▸ Work order: All of the data is to be copied without a single change.

▸ Data for review:
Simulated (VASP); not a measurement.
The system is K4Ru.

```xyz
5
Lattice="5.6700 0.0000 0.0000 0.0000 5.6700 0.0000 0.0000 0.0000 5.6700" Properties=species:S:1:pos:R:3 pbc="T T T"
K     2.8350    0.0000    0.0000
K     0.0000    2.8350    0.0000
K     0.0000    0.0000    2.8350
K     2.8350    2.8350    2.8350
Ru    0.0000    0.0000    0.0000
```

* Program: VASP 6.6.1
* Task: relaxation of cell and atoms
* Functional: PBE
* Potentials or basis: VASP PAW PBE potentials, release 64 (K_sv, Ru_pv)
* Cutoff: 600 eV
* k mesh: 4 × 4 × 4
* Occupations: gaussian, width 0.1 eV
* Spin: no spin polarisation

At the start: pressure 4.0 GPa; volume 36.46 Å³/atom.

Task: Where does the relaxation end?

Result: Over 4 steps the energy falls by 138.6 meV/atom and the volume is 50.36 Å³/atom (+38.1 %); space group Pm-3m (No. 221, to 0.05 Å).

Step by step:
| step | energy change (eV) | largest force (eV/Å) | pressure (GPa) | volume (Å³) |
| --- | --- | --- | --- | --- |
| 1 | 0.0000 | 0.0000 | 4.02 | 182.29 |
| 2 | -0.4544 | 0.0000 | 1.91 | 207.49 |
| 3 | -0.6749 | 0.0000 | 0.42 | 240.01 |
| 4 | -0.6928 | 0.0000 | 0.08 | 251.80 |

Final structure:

▸ Task solution:
Simulated (VASP); not a measurement.
The system is K4Ru.

```xyz
5
Lattice="5.6700 0.0000 0.0000 0.0000 5.6700 0.0000 0.0000 0.0000 5.6700" Properties=species:S:1:pos:R:3 pbc="T T T"
K     2.8350    0.0000    0.0000
K     0.0000    2.8350    0.0000
K     0.0000    0.0000    2.8350
K     2.8350    2.8350    2.8350
Ru    0.0000    0.0000    0.0000
```

* Program: VASP 6.6.1
* Task: relaxation of cell and atoms
* Functional: PBE
* Potentials or basis: VASP PAW PBE potentials, release 64 (K_sv, Ru_pv)
* Cutoff: 600 eV
* k mesh: 4 × 4 × 4
* Occupations: gaussian, width 0.1 eV
* Spin: no spin polarisation

At the start: pressure 4.0 GPa; volume 36.46 Å³/atom.

Task: Where does the relaxation end?

Result: Over 4 steps the energy falls by 138.6 meV/atom and the volume is 50.36 Å³/atom (+38.1 %); space group Pm-3m (No. 221, to 0.05 Å).

Step by step:
| step | energy change (eV) | largest force (eV/Å) | pressure (GPa) | volume (Å³) |
| --- | --- | --- | --- | --- |
| 1 | 0.0000 | 0.0000 | 4.02 | 182.29 |
| 2 | -0.4544 | 0.0000 | 1.91 | 207.49 |
| 3 | -0.6749 | 0.0000 | 0.42 | 240.01 |
| 4 | -0.6928 | 0.0000 | 0.08 | 251.80 |

Final structure:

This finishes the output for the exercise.